ASSIGNMENT
Begin with the first line of the listing and quote every line through the one containing "Atoms: B1, N2, H3. Bonds: B1-N2, B1-H3."; give only those lines.

DATASET CONTENT
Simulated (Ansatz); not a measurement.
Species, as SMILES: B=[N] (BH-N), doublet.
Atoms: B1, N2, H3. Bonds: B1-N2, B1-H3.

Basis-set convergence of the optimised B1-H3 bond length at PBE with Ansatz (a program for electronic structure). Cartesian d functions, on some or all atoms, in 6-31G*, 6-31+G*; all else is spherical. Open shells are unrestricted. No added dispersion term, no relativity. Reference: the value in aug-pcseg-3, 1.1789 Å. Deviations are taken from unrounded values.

EXPECTED ANSWER
Simulated (Ansatz); not a measurement.
Species, as SMILES: B=[N] (BH-N), doublet.
Atoms: B1, N2, H3. Bonds: B1-N2, B1-H3.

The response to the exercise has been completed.